• Source material
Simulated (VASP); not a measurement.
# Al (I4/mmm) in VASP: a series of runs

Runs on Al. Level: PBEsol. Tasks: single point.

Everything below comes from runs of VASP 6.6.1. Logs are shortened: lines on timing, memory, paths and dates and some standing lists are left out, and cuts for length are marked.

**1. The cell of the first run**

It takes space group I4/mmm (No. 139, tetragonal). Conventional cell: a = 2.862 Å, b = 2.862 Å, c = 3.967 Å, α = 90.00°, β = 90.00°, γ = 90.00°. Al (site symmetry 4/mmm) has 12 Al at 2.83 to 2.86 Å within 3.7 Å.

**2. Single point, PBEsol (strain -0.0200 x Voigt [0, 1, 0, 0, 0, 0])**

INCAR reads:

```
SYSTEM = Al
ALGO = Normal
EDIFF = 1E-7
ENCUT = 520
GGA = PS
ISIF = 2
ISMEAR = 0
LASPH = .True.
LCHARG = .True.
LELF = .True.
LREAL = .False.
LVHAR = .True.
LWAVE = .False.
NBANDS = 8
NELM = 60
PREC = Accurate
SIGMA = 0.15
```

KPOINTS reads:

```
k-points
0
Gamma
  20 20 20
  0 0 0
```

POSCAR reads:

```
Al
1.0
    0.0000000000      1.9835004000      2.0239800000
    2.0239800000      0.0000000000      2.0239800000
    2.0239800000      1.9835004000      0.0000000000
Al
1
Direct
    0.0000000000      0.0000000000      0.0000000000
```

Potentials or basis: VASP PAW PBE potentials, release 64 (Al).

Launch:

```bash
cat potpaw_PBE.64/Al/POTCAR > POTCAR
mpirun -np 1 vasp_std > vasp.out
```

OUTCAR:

• Assignment
Your response should be the lines above from the first to the one containing "the first run**", inclusive, each given exactly.

• Problem solution
Simulated (VASP); not a measurement.
# Al (I4/mmm) in VASP: a series of runs

Runs on Al. Level: PBEsol. Tasks: single point.

Everything below comes from runs of VASP 6.6.1. Logs are shortened: lines on timing, memory, paths and dates and some standing lists are left out, and cuts for length are marked.

**1. The cell of the first run**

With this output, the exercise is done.